BEGIN Data
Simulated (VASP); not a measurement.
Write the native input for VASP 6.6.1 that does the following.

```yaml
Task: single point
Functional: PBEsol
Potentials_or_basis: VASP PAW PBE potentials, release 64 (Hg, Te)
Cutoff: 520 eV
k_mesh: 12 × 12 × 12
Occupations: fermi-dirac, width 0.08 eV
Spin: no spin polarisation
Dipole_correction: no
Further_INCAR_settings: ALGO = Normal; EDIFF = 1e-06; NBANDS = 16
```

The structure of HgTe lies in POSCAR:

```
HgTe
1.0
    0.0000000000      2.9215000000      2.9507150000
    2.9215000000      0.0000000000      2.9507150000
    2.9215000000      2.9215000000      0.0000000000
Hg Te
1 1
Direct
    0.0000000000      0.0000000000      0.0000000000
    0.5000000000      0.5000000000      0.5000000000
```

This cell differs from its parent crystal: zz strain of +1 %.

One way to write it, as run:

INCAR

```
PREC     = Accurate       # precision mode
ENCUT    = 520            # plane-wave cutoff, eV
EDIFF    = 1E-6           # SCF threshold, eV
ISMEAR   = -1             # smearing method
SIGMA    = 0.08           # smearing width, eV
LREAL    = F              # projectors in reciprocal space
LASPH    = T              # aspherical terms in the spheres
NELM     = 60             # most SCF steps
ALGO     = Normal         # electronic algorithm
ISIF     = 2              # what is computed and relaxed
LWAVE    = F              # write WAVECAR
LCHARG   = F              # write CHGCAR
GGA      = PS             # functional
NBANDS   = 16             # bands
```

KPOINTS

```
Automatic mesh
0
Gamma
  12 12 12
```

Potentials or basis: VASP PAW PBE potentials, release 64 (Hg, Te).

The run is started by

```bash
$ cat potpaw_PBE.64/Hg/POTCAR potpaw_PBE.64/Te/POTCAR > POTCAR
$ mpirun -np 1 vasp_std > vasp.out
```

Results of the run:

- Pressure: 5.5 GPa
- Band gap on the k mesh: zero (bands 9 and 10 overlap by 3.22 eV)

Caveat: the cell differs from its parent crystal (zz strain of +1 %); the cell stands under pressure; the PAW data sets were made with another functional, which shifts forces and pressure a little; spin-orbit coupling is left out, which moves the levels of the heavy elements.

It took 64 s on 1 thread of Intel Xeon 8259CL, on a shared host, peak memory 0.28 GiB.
END Data

Exercise: Quote the data above from the line containing "- Band gap on" to the line containing "Caveat: the cell", inclusive, and stop.

Expected answer:
- Band gap on the k mesh: zero (bands 9 and 10 overlap by 3.22 eV)

Caveat: the cell differs from its parent crystal (zz strain of +1 %); the cell stands under pressure; the PAW data sets were made with another functional, which shifts forces and pressure a little; spin-orbit coupling is left out, which moves the levels of the heavy elements.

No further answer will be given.